*** Data excerpts ***
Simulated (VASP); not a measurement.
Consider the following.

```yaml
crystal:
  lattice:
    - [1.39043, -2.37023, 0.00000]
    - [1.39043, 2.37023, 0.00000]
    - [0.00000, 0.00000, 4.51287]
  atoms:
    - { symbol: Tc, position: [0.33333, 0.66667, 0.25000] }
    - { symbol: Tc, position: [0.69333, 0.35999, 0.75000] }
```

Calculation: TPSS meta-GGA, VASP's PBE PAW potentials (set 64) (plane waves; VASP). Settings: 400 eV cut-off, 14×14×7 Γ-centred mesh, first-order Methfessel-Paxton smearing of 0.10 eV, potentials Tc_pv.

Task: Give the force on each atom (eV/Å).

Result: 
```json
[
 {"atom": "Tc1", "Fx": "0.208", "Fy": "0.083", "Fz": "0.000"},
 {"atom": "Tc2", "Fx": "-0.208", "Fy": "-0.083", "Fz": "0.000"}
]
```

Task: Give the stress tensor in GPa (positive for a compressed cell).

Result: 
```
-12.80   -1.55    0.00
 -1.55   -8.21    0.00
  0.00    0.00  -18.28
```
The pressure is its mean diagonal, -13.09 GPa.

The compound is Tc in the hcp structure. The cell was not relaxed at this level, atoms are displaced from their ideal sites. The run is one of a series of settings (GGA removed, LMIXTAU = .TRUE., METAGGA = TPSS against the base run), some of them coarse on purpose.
***

- Work item -
Extract the lines above, from the first one through the one containing "The pressure is", and return only those, unchanged.

- Response area -
Simulated (VASP); not a measurement.
Consider the following.

```yaml
crystal:
  lattice:
    - [1.39043, -2.37023, 0.00000]
    - [1.39043, 2.37023, 0.00000]
    - [0.00000, 0.00000, 4.51287]
  atoms:
    - { symbol: Tc, position: [0.33333, 0.66667, 0.25000] }
    - { symbol: Tc, position: [0.69333, 0.35999, 0.75000] }
```

Calculation: TPSS meta-GGA, VASP's PBE PAW potentials (set 64) (plane waves; VASP). Settings: 400 eV cut-off, 14×14×7 Γ-centred mesh, first-order Methfessel-Paxton smearing of 0.10 eV, potentials Tc_pv.

Task: Give the force on each atom (eV/Å).

Result: 
```json
[
 {"atom": "Tc1", "Fx": "0.208", "Fy": "0.083", "Fz": "0.000"},
 {"atom": "Tc2", "Fx": "-0.208", "Fy": "-0.083", "Fz": "0.000"}
]
```

Task: Give the stress tensor in GPa (positive for a compressed cell).

Result: 
```
-12.80   -1.55    0.00
 -1.55   -8.21    0.00
  0.00    0.00  -18.28
```
The pressure is its mean diagonal, -13.09 GPa.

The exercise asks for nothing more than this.